> [Raw data]
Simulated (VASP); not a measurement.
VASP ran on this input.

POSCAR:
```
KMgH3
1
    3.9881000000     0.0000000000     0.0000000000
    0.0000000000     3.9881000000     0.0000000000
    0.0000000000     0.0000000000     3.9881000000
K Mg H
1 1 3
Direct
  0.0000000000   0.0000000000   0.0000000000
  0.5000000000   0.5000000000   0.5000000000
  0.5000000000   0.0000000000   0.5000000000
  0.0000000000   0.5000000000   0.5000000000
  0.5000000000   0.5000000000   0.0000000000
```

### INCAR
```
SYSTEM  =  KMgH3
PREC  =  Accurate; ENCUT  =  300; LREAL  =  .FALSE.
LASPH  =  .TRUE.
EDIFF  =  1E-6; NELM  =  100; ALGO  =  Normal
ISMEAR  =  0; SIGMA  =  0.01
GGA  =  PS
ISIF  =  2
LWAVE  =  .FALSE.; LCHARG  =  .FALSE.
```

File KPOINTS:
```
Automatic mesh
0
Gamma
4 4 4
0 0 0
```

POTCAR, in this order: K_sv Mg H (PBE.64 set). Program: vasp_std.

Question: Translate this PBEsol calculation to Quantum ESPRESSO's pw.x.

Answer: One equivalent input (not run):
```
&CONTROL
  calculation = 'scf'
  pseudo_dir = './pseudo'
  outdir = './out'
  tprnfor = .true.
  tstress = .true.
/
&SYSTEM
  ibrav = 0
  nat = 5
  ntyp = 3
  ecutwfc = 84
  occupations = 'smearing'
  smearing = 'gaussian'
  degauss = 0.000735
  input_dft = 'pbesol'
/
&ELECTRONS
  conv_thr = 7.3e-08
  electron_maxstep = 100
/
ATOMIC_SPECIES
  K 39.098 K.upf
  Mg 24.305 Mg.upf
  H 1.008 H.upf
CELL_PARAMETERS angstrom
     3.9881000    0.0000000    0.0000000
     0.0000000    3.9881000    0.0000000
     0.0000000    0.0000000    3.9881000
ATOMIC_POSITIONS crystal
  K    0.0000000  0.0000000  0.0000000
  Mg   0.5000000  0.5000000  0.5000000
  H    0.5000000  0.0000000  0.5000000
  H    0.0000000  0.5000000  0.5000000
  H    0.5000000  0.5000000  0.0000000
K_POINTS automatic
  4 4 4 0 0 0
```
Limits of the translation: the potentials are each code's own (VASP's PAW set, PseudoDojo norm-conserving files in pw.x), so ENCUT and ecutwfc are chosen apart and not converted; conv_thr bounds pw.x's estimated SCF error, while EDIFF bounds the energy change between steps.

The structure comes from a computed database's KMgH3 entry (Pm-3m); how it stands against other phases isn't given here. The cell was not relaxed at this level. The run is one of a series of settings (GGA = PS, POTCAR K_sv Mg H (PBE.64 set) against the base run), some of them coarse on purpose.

> [Task item]
Here the job is to output the lines from the start of the material through the line with "Limits of the", inclusive, exactly and with nothing else.

> [Solution]
Simulated (VASP); not a measurement.
VASP ran on this input.

POSCAR:
```
KMgH3
1
    3.9881000000     0.0000000000     0.0000000000
    0.0000000000     3.9881000000     0.0000000000
    0.0000000000     0.0000000000     3.9881000000
K Mg H
1 1 3
Direct
  0.0000000000   0.0000000000   0.0000000000
  0.5000000000   0.5000000000   0.5000000000
  0.5000000000   0.0000000000   0.5000000000
  0.0000000000   0.5000000000   0.5000000000
  0.5000000000   0.5000000000   0.0000000000
```

### INCAR
```
SYSTEM  =  KMgH3
PREC  =  Accurate; ENCUT  =  300; LREAL  =  .FALSE.
LASPH  =  .TRUE.
EDIFF  =  1E-6; NELM  =  100; ALGO  =  Normal
ISMEAR  =  0; SIGMA  =  0.01
GGA  =  PS
ISIF  =  2
LWAVE  =  .FALSE.; LCHARG  =  .FALSE.
```

File KPOINTS:
```
Automatic mesh
0
Gamma
4 4 4
0 0 0
```

POTCAR, in this order: K_sv Mg H (PBE.64 set). Program: vasp_std.

Question: Translate this PBEsol calculation to Quantum ESPRESSO's pw.x.

Answer: One equivalent input (not run):
```
&CONTROL
  calculation = 'scf'
  pseudo_dir = './pseudo'
  outdir = './out'
  tprnfor = .true.
  tstress = .true.
/
&SYSTEM
  ibrav = 0
  nat = 5
  ntyp = 3
  ecutwfc = 84
  occupations = 'smearing'
  smearing = 'gaussian'
  degauss = 0.000735
  input_dft = 'pbesol'
/
&ELECTRONS
  conv_thr = 7.3e-08
  electron_maxstep = 100
/
ATOMIC_SPECIES
  K 39.098 K.upf
  Mg 24.305 Mg.upf
  H 1.008 H.upf
CELL_PARAMETERS angstrom
     3.9881000    0.0000000    0.0000000
     0.0000000    3.9881000    0.0000000
     0.0000000    0.0000000    3.9881000
ATOMIC_POSITIONS crystal
  K    0.0000000  0.0000000  0.0000000
  Mg   0.5000000  0.5000000  0.5000000
  H    0.5000000  0.0000000  0.5000000
  H    0.0000000  0.5000000  0.5000000
  H    0.5000000  0.5000000  0.0000000
K_POINTS automatic
  4 4 4 0 0 0
```
Limits of the translation: the potentials are each code's own (VASP's PAW set, PseudoDojo norm-conserving files in pw.x), so ENCUT and ecutwfc are chosen apart and not converted; conv_thr bounds pw.x's estimated SCF error, while EDIFF bounds the energy change between steps.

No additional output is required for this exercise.